○ ○ ○ ○ ○
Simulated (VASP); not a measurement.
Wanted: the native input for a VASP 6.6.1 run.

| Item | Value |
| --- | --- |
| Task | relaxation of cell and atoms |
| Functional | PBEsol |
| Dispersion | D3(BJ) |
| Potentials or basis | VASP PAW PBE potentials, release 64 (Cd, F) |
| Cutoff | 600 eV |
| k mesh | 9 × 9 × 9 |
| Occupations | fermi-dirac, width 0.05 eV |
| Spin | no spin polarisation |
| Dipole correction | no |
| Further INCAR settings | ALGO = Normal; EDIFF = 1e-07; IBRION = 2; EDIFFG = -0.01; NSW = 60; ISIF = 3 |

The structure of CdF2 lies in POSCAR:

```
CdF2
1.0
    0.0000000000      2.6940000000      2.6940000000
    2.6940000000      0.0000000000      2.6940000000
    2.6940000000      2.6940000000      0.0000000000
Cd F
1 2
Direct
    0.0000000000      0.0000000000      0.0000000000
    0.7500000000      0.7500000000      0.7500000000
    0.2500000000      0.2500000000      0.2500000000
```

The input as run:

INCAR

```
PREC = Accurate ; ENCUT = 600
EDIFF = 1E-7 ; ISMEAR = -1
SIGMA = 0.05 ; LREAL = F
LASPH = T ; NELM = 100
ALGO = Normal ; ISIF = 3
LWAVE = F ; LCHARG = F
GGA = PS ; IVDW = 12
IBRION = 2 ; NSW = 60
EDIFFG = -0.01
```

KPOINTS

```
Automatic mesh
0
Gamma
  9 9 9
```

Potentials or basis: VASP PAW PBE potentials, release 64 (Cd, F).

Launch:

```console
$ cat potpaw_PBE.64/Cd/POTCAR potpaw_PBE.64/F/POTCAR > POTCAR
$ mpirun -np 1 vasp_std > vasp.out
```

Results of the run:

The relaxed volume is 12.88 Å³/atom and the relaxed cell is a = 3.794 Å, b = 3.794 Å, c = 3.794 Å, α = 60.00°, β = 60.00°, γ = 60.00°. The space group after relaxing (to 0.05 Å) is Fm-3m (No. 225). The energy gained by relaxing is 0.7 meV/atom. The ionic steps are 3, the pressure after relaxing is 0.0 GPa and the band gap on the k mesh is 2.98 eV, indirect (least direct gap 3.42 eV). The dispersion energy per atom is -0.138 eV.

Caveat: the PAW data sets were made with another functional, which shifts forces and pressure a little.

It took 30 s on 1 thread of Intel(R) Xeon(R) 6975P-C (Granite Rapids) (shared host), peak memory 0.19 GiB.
○ ○ ○ ○ ○

» TASK ITEM
Among the entries above, the line containing "Dispersion | D3(BJ) |", the line containing "correction | no |", and all lines between them are to be restated word for word; nothing else belongs in the reply.

» RESULT
| Dispersion | D3(BJ) |
| Potentials or basis | VASP PAW PBE potentials, release 64 (Cd, F) |
| Cutoff | 600 eV |
| k mesh | 9 × 9 × 9 |
| Occupations | fermi-dirac, width 0.05 eV |
| Spin | no spin polarisation |
| Dipole correction | no |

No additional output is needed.